**Activity**
Copy the listing below line for line, from its opening line to the one with "rotor, harmonic oscillator).", both included; stop there.

- Opening Delimiter -

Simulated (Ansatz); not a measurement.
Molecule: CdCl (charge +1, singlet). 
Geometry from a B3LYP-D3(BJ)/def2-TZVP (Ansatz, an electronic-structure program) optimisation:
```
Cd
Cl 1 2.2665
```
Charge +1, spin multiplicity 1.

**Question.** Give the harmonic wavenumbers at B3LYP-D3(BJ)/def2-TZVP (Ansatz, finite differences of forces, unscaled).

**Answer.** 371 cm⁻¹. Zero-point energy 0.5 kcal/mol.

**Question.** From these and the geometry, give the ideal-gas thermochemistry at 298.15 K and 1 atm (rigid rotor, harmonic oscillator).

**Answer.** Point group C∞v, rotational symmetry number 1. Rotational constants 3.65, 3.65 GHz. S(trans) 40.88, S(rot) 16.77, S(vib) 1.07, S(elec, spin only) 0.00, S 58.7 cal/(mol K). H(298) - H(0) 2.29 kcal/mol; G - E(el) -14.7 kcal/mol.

- Closing Delimiter -

**Task solution**
Simulated (Ansatz); not a measurement.
Molecule: CdCl (charge +1, singlet). 
Geometry from a B3LYP-D3(BJ)/def2-TZVP (Ansatz, an electronic-structure program) optimisation:
```
Cd
Cl 1 2.2665
```
Charge +1, spin multiplicity 1.

**Question.** Give the harmonic wavenumbers at B3LYP-D3(BJ)/def2-TZVP (Ansatz, finite differences of forces, unscaled).

**Answer.** 371 cm⁻¹. Zero-point energy 0.5 kcal/mol.

**Question.** From these and the geometry, give the ideal-gas thermochemistry at 298.15 K and 1 atm (rigid rotor, harmonic oscillator).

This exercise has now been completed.